Work item
From the data underneath, reproduce exactly the stretch that begins at the line with "- 292.1, Redlich-Kwong: 10.11" and ends after the line with "- 299.4, van der Waals: 18.97".

Records supplied
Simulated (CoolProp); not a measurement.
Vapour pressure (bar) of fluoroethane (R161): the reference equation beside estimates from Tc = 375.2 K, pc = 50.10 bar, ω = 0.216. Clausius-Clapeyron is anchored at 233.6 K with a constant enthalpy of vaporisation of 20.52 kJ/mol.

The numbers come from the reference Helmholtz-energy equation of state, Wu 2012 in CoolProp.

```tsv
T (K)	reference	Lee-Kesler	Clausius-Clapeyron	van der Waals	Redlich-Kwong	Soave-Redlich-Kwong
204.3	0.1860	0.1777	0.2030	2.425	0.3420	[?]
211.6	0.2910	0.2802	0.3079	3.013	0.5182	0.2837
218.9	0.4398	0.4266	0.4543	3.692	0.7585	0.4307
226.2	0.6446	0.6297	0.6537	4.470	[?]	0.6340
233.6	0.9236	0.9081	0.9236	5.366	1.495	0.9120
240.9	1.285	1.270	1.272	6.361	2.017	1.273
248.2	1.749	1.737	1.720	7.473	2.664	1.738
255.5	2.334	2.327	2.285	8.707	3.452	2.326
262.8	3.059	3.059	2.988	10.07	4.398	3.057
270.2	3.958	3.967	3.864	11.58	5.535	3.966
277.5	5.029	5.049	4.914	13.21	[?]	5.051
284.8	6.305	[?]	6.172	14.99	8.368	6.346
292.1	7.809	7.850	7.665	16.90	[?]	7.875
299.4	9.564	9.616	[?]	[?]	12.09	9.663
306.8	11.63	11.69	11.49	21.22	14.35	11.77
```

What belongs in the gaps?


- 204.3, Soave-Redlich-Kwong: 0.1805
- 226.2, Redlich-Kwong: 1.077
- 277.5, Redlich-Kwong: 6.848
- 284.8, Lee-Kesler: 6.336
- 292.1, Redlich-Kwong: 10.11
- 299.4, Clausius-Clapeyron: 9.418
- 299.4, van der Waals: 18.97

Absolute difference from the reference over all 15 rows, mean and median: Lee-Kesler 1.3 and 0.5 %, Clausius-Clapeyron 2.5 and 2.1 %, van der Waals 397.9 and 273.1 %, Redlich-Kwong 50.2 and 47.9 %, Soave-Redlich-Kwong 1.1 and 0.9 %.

Written answer
- 292.1, Redlich-Kwong: 10.11
- 299.4, Clausius-Clapeyron: 9.418
- 299.4, van der Waals: 18.97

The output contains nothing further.